#### Requirement
Up to and including the line with "A counterflow diffusion", please set down the entries below exactly, starting from the first line.

-- Excerpted records follows --

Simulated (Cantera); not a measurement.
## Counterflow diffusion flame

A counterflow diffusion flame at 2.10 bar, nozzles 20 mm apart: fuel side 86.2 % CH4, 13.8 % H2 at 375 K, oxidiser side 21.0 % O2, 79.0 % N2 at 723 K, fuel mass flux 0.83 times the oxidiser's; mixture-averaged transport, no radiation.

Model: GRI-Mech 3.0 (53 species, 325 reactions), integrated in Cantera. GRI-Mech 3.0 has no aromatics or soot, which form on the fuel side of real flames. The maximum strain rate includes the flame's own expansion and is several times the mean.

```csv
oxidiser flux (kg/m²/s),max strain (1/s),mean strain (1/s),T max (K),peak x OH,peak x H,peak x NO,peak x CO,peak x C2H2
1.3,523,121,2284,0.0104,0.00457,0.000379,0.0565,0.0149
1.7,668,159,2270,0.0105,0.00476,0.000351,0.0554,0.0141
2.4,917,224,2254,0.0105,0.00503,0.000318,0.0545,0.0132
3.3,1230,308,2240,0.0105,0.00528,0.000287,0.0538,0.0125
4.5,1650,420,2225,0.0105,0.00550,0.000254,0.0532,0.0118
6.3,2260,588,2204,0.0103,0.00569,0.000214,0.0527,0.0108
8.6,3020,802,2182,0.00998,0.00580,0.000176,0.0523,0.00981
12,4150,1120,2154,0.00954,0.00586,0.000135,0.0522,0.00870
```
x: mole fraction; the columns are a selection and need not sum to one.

-- Excerpted records concluded --

#### Response
Simulated (Cantera); not a measurement.
## Counterflow diffusion flame

A counterflow diffusion flame at 2.10 bar, nozzles 20 mm apart: fuel side 86.2 % CH4, 13.8 % H2 at 375 K, oxidiser side 21.0 % O2, 79.0 % N2 at 723 K, fuel mass flux 0.83 times the oxidiser's; mixture-averaged transport, no radiation.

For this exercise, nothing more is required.